━━━━━━━━

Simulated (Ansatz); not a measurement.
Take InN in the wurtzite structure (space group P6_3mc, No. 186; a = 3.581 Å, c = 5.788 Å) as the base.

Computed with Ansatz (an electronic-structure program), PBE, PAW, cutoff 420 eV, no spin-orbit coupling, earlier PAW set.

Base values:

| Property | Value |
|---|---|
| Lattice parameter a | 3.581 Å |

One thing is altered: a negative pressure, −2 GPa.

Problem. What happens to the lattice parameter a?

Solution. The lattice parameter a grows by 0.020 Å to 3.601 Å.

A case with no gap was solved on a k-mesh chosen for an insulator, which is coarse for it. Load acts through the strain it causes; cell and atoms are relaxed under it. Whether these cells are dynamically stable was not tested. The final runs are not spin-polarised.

━━━━━━━━

• Brief
Please give an exact copy of the entries above, from the line with "Problem. What happens" down to the line with "Solution. The lattice", inclusive, and nothing else.

• Task output
Problem. What happens to the lattice parameter a?

Solution. The lattice parameter a grows by 0.020 Å to 3.601 Å.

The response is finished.